_EXTRACTED DATA_
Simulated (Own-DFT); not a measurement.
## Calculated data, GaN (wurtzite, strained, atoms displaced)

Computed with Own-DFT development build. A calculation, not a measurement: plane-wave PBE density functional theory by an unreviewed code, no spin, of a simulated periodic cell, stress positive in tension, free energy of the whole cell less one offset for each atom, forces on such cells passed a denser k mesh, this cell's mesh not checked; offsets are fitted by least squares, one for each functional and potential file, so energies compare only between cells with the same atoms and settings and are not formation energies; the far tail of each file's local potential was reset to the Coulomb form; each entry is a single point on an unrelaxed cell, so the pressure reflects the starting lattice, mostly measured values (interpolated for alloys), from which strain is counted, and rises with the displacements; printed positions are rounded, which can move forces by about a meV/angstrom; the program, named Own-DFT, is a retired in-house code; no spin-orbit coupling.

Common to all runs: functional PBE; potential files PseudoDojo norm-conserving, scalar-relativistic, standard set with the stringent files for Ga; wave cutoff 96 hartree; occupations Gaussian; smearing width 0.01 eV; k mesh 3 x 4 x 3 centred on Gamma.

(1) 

_ACTION ITEM_
Every record here must be output exactly, word for word.

_RESPONSE AREA_
Simulated (Own-DFT); not a measurement.
## Calculated data, GaN (wurtzite, strained, atoms displaced)

Computed with Own-DFT development build. A calculation, not a measurement: plane-wave PBE density functional theory by an unreviewed code, no spin, of a simulated periodic cell, stress positive in tension, free energy of the whole cell less one offset for each atom, forces on such cells passed a denser k mesh, this cell's mesh not checked; offsets are fitted by least squares, one for each functional and potential file, so energies compare only between cells with the same atoms and settings and are not formation energies; the far tail of each file's local potential was reset to the Coulomb form; each entry is a single point on an unrelaxed cell, so the pressure reflects the starting lattice, mostly measured values (interpolated for alloys), from which strain is counted, and rises with the displacements; printed positions are rounded, which can move forces by about a meV/angstrom; the program, named Own-DFT, is a retired in-house code; no spin-orbit coupling.

Common to all runs: functional PBE; potential files PseudoDojo norm-conserving, scalar-relativistic, standard set with the stringent files for Ga; wave cutoff 96 hartree; occupations Gaussian; smearing width 0.01 eV; k mesh 3 x 4 x 3 centred on Gamma.

(1) 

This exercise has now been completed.